--- START ---
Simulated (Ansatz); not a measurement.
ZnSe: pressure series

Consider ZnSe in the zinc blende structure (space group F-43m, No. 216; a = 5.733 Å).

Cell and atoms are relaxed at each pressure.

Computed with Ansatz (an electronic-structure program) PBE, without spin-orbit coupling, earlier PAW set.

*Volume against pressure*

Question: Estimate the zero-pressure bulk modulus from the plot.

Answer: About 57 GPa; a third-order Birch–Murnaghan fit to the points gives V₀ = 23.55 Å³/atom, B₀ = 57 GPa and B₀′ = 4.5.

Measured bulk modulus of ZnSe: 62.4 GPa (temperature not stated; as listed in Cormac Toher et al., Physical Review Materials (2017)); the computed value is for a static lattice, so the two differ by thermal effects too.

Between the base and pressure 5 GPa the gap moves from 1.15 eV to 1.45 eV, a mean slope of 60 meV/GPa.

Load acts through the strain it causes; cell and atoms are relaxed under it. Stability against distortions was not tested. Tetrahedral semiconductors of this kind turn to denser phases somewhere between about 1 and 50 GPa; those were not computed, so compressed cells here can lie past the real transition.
--- END ---

(ACTION ITEM): Your answer should be the full listing, copied exactly.

(WRITTEN RESPONSE):
Simulated (Ansatz); not a measurement.
ZnSe: pressure series

Consider ZnSe in the zinc blende structure (space group F-43m, No. 216; a = 5.733 Å).

Cell and atoms are relaxed at each pressure.

Computed with Ansatz (an electronic-structure program) PBE, without spin-orbit coupling, earlier PAW set.

*Volume against pressure*

Question: Estimate the zero-pressure bulk modulus from the plot.

Answer: About 57 GPa; a third-order Birch–Murnaghan fit to the points gives V₀ = 23.55 Å³/atom, B₀ = 57 GPa and B₀′ = 4.5.

Measured bulk modulus of ZnSe: 62.4 GPa (temperature not stated; as listed in Cormac Toher et al., Physical Review Materials (2017)); the computed value is for a static lattice, so the two differ by thermal effects too.

Between the base and pressure 5 GPa the gap moves from 1.15 eV to 1.45 eV, a mean slope of 60 meV/GPa.

Load acts through the strain it causes; cell and atoms are relaxed under it. Stability against distortions was not tested. Tetrahedral semiconductors of this kind turn to denser phases somewhere between about 1 and 50 GPa; those were not computed, so compressed cells here can lie past the real transition.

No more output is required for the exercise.